◆ **Data excerpts**
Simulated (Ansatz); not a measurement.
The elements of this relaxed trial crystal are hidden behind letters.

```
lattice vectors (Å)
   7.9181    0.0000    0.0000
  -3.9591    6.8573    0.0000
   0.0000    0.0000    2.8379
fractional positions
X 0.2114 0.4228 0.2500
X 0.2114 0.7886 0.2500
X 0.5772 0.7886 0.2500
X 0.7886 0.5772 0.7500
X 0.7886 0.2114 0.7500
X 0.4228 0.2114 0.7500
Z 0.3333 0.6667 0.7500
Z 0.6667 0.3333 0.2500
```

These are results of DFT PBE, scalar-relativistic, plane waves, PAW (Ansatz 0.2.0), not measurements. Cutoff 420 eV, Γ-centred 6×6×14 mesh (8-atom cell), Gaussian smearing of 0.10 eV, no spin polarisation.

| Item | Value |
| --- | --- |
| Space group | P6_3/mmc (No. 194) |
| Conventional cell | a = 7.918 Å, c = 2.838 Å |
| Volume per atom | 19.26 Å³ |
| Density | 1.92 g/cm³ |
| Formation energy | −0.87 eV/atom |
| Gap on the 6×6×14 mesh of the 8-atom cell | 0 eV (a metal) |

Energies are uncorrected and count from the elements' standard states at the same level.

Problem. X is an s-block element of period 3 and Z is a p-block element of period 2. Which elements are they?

◆ **Assignment**
What are the exact lines from the beginning of the material through the line containing "Energies are uncorrected"? Write out those lines alone.

◆ **Answer section**
Simulated (Ansatz); not a measurement.
The elements of this relaxed trial crystal are hidden behind letters.

```
lattice vectors (Å)
   7.9181    0.0000    0.0000
  -3.9591    6.8573    0.0000
   0.0000    0.0000    2.8379
fractional positions
X 0.2114 0.4228 0.2500
X 0.2114 0.7886 0.2500
X 0.5772 0.7886 0.2500
X 0.7886 0.5772 0.7500
X 0.7886 0.2114 0.7500
X 0.4228 0.2114 0.7500
Z 0.3333 0.6667 0.7500
Z 0.6667 0.3333 0.2500
```

These are results of DFT PBE, scalar-relativistic, plane waves, PAW (Ansatz 0.2.0), not measurements. Cutoff 420 eV, Γ-centred 6×6×14 mesh (8-atom cell), Gaussian smearing of 0.10 eV, no spin polarisation.

| Item | Value |
| --- | --- |
| Space group | P6_3/mmc (No. 194) |
| Conventional cell | a = 7.918 Å, c = 2.838 Å |
| Volume per atom | 19.26 Å³ |
| Density | 1.92 g/cm³ |
| Formation energy | −0.87 eV/atom |
| Gap on the 6×6×14 mesh of the 8-atom cell | 0 eV (a metal) |

Energies are uncorrected and count from the elements' standard states at the same level.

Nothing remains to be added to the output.